----------------

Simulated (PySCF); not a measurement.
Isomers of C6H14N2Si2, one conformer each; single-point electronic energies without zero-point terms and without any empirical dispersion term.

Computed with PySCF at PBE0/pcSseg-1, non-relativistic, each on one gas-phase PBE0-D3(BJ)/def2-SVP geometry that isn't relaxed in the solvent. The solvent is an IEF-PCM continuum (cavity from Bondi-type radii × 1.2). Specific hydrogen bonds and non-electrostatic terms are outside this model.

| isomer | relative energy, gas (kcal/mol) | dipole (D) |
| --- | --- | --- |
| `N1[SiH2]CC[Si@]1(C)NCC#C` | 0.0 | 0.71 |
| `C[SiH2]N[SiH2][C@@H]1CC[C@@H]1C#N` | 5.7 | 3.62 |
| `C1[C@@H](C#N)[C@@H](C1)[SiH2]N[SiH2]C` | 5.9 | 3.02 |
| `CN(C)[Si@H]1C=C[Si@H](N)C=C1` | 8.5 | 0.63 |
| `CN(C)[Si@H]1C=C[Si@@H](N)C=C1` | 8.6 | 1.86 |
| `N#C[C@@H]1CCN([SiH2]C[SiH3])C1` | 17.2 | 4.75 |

----------------

--- Required action ---
Type out the entries again, word for word.

--- Exercise solution ---
Simulated (PySCF); not a measurement.
Isomers of C6H14N2Si2, one conformer each; single-point electronic energies without zero-point terms and without any empirical dispersion term.

Computed with PySCF at PBE0/pcSseg-1, non-relativistic, each on one gas-phase PBE0-D3(BJ)/def2-SVP geometry that isn't relaxed in the solvent. The solvent is an IEF-PCM continuum (cavity from Bondi-type radii × 1.2). Specific hydrogen bonds and non-electrostatic terms are outside this model.

| isomer | relative energy, gas (kcal/mol) | dipole (D) |
| --- | --- | --- |
| `N1[SiH2]CC[Si@]1(C)NCC#C` | 0.0 | 0.71 |
| `C[SiH2]N[SiH2][C@@H]1CC[C@@H]1C#N` | 5.7 | 3.62 |
| `C1[C@@H](C#N)[C@@H](C1)[SiH2]N[SiH2]C` | 5.9 | 3.02 |
| `CN(C)[Si@H]1C=C[Si@H](N)C=C1` | 8.5 | 0.63 |
| `CN(C)[Si@H]1C=C[Si@@H](N)C=C1` | 8.6 | 1.86 |
| `N#C[C@@H]1CCN([SiH2]C[SiH3])C1` | 17.2 | 4.75 |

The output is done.